Return the lines below exactly as they appear, please, starting with the first and ending with the one that contains "1. Products less".

**Given information**

┌────────

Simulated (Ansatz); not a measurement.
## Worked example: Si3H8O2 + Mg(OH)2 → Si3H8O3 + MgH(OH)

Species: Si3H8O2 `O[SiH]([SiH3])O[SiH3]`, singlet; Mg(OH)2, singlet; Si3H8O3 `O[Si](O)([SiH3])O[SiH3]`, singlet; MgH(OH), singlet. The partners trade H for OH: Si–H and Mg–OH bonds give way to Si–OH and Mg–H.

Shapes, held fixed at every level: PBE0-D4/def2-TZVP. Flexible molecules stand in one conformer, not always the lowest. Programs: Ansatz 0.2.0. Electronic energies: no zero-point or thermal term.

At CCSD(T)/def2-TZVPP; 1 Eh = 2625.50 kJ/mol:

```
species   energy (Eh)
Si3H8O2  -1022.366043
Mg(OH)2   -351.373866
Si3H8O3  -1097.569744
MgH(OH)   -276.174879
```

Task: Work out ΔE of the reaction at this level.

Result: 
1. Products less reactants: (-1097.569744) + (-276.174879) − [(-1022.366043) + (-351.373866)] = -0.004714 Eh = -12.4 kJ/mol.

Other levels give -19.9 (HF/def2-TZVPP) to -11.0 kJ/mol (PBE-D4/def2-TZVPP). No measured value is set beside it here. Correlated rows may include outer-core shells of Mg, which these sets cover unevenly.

└────────

**Exercise response**
Simulated (Ansatz); not a measurement.
## Worked example: Si3H8O2 + Mg(OH)2 → Si3H8O3 + MgH(OH)

Species: Si3H8O2 `O[SiH]([SiH3])O[SiH3]`, singlet; Mg(OH)2, singlet; Si3H8O3 `O[Si](O)([SiH3])O[SiH3]`, singlet; MgH(OH), singlet. The partners trade H for OH: Si–H and Mg–OH bonds give way to Si–OH and Mg–H.

Shapes, held fixed at every level: PBE0-D4/def2-TZVP. Flexible molecules stand in one conformer, not always the lowest. Programs: Ansatz 0.2.0. Electronic energies: no zero-point or thermal term.

At CCSD(T)/def2-TZVPP; 1 Eh = 2625.50 kJ/mol:

```
species   energy (Eh)
Si3H8O2  -1022.366043
Mg(OH)2   -351.373866
Si3H8O3  -1097.569744
MgH(OH)   -276.174879
```

Task: Work out ΔE of the reaction at this level.

Result: 
1. Products less reactants: (-1097.569744) + (-276.174879) − [(-1022.366043) + (-351.373866)] = -0.004714 Eh = -12.4 kJ/mol.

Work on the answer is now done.